WORK ITEM:
When you reach the entries, transcribe each one exactly.

DATA RECORDS:
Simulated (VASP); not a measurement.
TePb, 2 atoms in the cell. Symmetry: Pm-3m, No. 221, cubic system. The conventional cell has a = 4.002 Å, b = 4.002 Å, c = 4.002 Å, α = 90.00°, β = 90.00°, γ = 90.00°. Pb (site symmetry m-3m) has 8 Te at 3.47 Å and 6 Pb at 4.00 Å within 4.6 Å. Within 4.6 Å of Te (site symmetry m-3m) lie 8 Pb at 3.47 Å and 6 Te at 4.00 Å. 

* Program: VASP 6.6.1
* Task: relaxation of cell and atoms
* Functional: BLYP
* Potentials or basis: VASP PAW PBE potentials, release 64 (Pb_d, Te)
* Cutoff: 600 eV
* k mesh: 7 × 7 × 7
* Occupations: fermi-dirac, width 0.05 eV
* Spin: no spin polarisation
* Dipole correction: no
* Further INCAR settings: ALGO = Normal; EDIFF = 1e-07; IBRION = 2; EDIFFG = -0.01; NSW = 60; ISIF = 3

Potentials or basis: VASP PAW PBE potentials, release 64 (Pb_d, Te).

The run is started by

WRITTEN RESPONSE:
Simulated (VASP); not a measurement.
TePb, 2 atoms in the cell. Symmetry: Pm-3m, No. 221, cubic system. The conventional cell has a = 4.002 Å, b = 4.002 Å, c = 4.002 Å, α = 90.00°, β = 90.00°, γ = 90.00°. Pb (site symmetry m-3m) has 8 Te at 3.47 Å and 6 Pb at 4.00 Å within 4.6 Å. Within 4.6 Å of Te (site symmetry m-3m) lie 8 Pb at 3.47 Å and 6 Te at 4.00 Å. 

* Program: VASP 6.6.1
* Task: relaxation of cell and atoms
* Functional: BLYP
* Potentials or basis: VASP PAW PBE potentials, release 64 (Pb_d, Te)
* Cutoff: 600 eV
* k mesh: 7 × 7 × 7
* Occupations: fermi-dirac, width 0.05 eV
* Spin: no spin polarisation
* Dipole correction: no
* Further INCAR settings: ALGO = Normal; EDIFF = 1e-07; IBRION = 2; EDIFFG = -0.01; NSW = 60; ISIF = 3

Potentials or basis: VASP PAW PBE potentials, release 64 (Pb_d, Te).

The run is started by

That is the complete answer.